_WORK ORDER_:
Set down the lines of the data exactly, starting at the first and stopping after the line containing "NBANDS = 10 |".

_RECORD EXCERPTS_:
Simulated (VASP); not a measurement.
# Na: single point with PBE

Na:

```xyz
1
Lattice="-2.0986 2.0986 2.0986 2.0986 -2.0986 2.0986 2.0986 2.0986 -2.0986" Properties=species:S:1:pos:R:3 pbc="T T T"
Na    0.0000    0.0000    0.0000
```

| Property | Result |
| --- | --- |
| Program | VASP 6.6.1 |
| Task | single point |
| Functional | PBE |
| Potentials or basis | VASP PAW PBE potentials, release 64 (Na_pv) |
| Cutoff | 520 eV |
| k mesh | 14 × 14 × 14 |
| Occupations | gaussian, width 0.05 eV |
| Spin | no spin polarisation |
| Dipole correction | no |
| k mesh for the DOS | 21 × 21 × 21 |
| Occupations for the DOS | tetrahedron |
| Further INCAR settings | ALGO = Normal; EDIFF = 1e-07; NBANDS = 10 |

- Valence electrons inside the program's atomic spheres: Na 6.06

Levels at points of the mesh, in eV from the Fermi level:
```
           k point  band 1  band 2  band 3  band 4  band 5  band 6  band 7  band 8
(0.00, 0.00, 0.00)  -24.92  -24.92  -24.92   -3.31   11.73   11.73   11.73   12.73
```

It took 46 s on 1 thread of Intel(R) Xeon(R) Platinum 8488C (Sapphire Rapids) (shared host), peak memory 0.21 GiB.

_WRITTEN SOLUTION_:
Simulated (VASP); not a measurement.
# Na: single point with PBE

Na:

```xyz
1
Lattice="-2.0986 2.0986 2.0986 2.0986 -2.0986 2.0986 2.0986 2.0986 -2.0986" Properties=species:S:1:pos:R:3 pbc="T T T"
Na    0.0000    0.0000    0.0000
```

| Property | Result |
| --- | --- |
| Program | VASP 6.6.1 |
| Task | single point |
| Functional | PBE |
| Potentials or basis | VASP PAW PBE potentials, release 64 (Na_pv) |
| Cutoff | 520 eV |
| k mesh | 14 × 14 × 14 |
| Occupations | gaussian, width 0.05 eV |
| Spin | no spin polarisation |
| Dipole correction | no |
| k mesh for the DOS | 21 × 21 × 21 |
| Occupations for the DOS | tetrahedron |
| Further INCAR settings | ALGO = Normal; EDIFF = 1e-07; NBANDS = 10 |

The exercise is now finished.